■ WORK ORDER
Your answer should consist solely of the lines from the first line of the data through the line with "No gap correction", each reproduced exactly.

DATASET section start

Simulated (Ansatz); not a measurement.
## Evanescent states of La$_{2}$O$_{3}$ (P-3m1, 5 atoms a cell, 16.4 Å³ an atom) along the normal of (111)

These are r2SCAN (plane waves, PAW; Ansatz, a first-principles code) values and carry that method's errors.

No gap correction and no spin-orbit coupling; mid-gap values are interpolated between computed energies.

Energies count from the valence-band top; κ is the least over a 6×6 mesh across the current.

DATASET section end

■ WRITTEN SOLUTION
Simulated (Ansatz); not a measurement.
## Evanescent states of La$_{2}$O$_{3}$ (P-3m1, 5 atoms a cell, 16.4 Å³ an atom) along the normal of (111)

These are r2SCAN (plane waves, PAW; Ansatz, a first-principles code) values and carry that method's errors.

No gap correction and no spin-orbit coupling; mid-gap values are interpolated between computed energies.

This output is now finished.